- BRIEF: Write down exactly the lines of the records below, beginning with the first and ending with the line that includes "cell | 12 | 20 |".

....................
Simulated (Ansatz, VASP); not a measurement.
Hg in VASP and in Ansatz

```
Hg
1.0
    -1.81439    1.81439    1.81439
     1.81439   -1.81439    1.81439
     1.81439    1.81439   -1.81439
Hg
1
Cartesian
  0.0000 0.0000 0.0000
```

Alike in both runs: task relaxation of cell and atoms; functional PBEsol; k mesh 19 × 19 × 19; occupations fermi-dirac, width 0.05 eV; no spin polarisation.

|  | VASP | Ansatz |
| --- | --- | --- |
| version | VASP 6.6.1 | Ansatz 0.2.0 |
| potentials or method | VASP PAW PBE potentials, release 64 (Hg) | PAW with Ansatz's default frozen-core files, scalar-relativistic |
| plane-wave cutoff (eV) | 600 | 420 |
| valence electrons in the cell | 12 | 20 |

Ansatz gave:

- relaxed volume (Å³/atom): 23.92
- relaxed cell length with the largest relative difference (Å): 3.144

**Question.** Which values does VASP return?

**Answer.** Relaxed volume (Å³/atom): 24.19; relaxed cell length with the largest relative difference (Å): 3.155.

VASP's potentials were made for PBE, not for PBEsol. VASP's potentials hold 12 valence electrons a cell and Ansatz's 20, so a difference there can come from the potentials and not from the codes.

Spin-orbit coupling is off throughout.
....................

- TASK SOLUTION:
Simulated (Ansatz, VASP); not a measurement.
Hg in VASP and in Ansatz

```
Hg
1.0
    -1.81439    1.81439    1.81439
     1.81439   -1.81439    1.81439
     1.81439    1.81439   -1.81439
Hg
1
Cartesian
  0.0000 0.0000 0.0000
```

Alike in both runs: task relaxation of cell and atoms; functional PBEsol; k mesh 19 × 19 × 19; occupations fermi-dirac, width 0.05 eV; no spin polarisation.

|  | VASP | Ansatz |
| --- | --- | --- |
| version | VASP 6.6.1 | Ansatz 0.2.0 |
| potentials or method | VASP PAW PBE potentials, release 64 (Hg) | PAW with Ansatz's default frozen-core files, scalar-relativistic |
| plane-wave cutoff (eV) | 600 | 420 |
| valence electrons in the cell | 12 | 20 |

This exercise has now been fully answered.